● Requirement: Only one stretch of the data below should be repeated: the lines from the line containing "Results of the" through the line containing "Caveat: the relaxation", inclusive, exactly as they are.

● Information shown:
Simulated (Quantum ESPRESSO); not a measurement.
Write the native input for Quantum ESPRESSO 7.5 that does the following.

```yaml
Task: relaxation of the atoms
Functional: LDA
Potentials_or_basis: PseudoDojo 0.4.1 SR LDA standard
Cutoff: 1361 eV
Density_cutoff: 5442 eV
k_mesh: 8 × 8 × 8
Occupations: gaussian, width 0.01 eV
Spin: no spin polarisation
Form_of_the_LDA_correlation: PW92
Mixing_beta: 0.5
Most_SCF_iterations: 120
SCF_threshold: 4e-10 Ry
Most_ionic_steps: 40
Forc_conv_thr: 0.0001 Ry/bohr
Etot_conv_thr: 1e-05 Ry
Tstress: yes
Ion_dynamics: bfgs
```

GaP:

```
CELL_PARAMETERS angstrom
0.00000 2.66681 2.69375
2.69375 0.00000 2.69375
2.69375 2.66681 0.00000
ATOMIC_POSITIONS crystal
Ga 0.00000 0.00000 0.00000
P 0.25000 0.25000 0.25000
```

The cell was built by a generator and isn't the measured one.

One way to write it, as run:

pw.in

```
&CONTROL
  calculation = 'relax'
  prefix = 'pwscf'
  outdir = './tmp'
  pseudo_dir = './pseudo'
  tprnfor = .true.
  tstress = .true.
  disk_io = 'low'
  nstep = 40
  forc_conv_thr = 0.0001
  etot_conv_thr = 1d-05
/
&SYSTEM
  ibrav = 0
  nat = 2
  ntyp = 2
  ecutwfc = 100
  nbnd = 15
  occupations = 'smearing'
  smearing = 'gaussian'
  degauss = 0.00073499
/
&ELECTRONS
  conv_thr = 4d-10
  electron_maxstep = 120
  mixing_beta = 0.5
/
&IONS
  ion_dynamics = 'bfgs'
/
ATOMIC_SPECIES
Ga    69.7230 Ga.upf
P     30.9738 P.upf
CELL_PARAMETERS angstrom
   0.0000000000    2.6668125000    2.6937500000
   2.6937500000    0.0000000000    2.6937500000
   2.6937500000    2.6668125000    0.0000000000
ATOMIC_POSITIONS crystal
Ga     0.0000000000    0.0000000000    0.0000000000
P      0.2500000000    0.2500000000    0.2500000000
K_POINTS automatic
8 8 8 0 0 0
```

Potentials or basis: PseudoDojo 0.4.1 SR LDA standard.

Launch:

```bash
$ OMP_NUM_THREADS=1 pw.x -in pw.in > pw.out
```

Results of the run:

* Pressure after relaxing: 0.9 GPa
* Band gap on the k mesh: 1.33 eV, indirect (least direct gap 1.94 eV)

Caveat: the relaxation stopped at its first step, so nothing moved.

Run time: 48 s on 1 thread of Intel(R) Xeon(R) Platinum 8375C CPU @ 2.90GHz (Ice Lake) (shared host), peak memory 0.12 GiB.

● Problem solution:
Results of the run:

* Pressure after relaxing: 0.9 GPa
* Band gap on the k mesh: 1.33 eV, indirect (least direct gap 1.94 eV)

Caveat: the relaxation stopped at its first step, so nothing moved.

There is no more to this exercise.